SUPPLIED DATA:
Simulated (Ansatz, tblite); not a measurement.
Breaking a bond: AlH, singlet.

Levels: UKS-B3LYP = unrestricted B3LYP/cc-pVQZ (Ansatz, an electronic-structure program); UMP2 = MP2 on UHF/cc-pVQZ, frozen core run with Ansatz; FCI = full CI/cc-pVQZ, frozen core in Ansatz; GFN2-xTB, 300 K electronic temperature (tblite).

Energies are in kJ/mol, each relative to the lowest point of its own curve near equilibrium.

WORK ITEM:
The answer must be a verbatim transcription of the entries above, from the first line through the line that contains "Levels: UKS-B3LYP = unrestricted", and nothing more.

EXERCISE RESPONSE:
Simulated (Ansatz, tblite); not a measurement.
Breaking a bond: AlH, singlet.

Levels: UKS-B3LYP = unrestricted B3LYP/cc-pVQZ (Ansatz, an electronic-structure program); UMP2 = MP2 on UHF/cc-pVQZ, frozen core run with Ansatz; FCI = full CI/cc-pVQZ, frozen core in Ansatz; GFN2-xTB, 300 K electronic temperature (tblite).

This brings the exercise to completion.